■ ■ ■ ■ ■ ■ ■

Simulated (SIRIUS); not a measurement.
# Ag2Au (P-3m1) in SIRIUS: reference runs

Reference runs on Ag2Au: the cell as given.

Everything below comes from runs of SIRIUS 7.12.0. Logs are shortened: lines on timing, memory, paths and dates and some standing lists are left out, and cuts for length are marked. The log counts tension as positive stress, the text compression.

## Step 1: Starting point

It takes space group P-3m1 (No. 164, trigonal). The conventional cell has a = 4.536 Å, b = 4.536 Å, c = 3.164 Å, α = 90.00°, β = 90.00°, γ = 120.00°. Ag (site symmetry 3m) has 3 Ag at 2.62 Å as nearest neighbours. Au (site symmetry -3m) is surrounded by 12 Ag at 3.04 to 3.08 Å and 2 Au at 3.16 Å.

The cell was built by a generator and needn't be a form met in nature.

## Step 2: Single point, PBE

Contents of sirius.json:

■ ■ ■ ■ ■ ■ ■

__WORK INSTRUCTION__: An exact, complete copy of the lines above from the one with "Reference runs on Ag2Au: the cell as given." through the one with "## Step 2: Single point, PBE" is the whole answer.

__RESPONSE BOX__:
Reference runs on Ag2Au: the cell as given.

Everything below comes from runs of SIRIUS 7.12.0. Logs are shortened: lines on timing, memory, paths and dates and some standing lists are left out, and cuts for length are marked. The log counts tension as positive stress, the text compression.

## Step 1: Starting point

It takes space group P-3m1 (No. 164, trigonal). The conventional cell has a = 4.536 Å, b = 4.536 Å, c = 3.164 Å, α = 90.00°, β = 90.00°, γ = 120.00°. Ag (site symmetry 3m) has 3 Ag at 2.62 Å as nearest neighbours. Au (site symmetry -3m) is surrounded by 12 Ag at 3.04 to 3.08 Å and 2 Au at 3.16 Å.

The cell was built by a generator and needn't be a form met in nature.

## Step 2: Single point, PBE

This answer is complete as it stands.